### Dataset extract
==*==

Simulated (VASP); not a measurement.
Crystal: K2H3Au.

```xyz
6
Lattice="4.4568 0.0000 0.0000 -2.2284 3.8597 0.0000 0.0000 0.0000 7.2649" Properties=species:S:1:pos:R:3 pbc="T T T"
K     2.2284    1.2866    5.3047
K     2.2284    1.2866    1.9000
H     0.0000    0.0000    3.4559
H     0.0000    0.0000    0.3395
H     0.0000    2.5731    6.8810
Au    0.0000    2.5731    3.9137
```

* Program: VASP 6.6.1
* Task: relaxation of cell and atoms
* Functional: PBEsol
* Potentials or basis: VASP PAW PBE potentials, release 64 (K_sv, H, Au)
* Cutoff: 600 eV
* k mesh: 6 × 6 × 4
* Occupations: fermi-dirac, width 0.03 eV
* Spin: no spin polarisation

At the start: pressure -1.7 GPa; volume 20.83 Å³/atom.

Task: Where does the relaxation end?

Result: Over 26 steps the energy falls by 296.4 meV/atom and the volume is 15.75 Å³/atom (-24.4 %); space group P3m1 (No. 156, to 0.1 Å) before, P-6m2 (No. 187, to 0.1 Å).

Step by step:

==*==

### Brief
Starting with the first line of the entries, transcribe every line up to and including the one with "no spin polarisation".

### Exercise result
Simulated (VASP); not a measurement.
Crystal: K2H3Au.

```xyz
6
Lattice="4.4568 0.0000 0.0000 -2.2284 3.8597 0.0000 0.0000 0.0000 7.2649" Properties=species:S:1:pos:R:3 pbc="T T T"
K     2.2284    1.2866    5.3047
K     2.2284    1.2866    1.9000
H     0.0000    0.0000    3.4559
H     0.0000    0.0000    0.3395
H     0.0000    2.5731    6.8810
Au    0.0000    2.5731    3.9137
```

* Program: VASP 6.6.1
* Task: relaxation of cell and atoms
* Functional: PBEsol
* Potentials or basis: VASP PAW PBE potentials, release 64 (K_sv, H, Au)
* Cutoff: 600 eV
* k mesh: 6 × 6 × 4
* Occupations: fermi-dirac, width 0.03 eV
* Spin: no spin polarisation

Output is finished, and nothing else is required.